WORK REQUEST:
Give again, word for word, every line below from the one that has "1.452 | single |" through the one that has "H9–C2–H10 | 107.7 |", both included, and no others.

▶
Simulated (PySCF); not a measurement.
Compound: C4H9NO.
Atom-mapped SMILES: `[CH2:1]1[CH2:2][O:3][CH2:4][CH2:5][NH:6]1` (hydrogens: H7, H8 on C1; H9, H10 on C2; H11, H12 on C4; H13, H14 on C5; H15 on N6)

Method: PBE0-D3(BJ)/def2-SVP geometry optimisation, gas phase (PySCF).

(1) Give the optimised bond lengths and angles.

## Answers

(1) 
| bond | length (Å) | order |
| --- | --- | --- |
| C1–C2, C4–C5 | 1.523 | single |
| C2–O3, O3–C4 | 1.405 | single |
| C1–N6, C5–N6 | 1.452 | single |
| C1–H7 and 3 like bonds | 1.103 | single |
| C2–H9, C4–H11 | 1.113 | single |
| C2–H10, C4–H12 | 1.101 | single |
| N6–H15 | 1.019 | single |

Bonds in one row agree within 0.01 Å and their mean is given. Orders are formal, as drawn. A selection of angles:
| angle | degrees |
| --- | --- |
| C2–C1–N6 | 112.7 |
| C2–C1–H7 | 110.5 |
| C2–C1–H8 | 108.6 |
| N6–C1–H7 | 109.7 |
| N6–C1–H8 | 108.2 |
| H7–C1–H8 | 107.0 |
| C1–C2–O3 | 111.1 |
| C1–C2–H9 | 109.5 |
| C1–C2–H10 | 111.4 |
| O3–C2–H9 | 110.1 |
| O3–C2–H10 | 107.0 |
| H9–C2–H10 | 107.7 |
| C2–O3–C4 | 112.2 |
◀

RESPONSE:
| C1–N6, C5–N6 | 1.452 | single |
| C1–H7 and 3 like bonds | 1.103 | single |
| C2–H9, C4–H11 | 1.113 | single |
| C2–H10, C4–H12 | 1.101 | single |
| N6–H15 | 1.019 | single |

Bonds in one row agree within 0.01 Å and their mean is given. Orders are formal, as drawn. A selection of angles:
| angle | degrees |
| --- | --- |
| C2–C1–N6 | 112.7 |
| C2–C1–H7 | 110.5 |
| C2–C1–H8 | 108.6 |
| N6–C1–H7 | 109.7 |
| N6–C1–H8 | 108.2 |
| H7–C1–H8 | 107.0 |
| C1–C2–O3 | 111.1 |
| C1–C2–H9 | 109.5 |
| C1–C2–H10 | 111.4 |
| O3–C2–H9 | 110.1 |
| O3–C2–H10 | 107.0 |
| H9–C2–H10 | 107.7 |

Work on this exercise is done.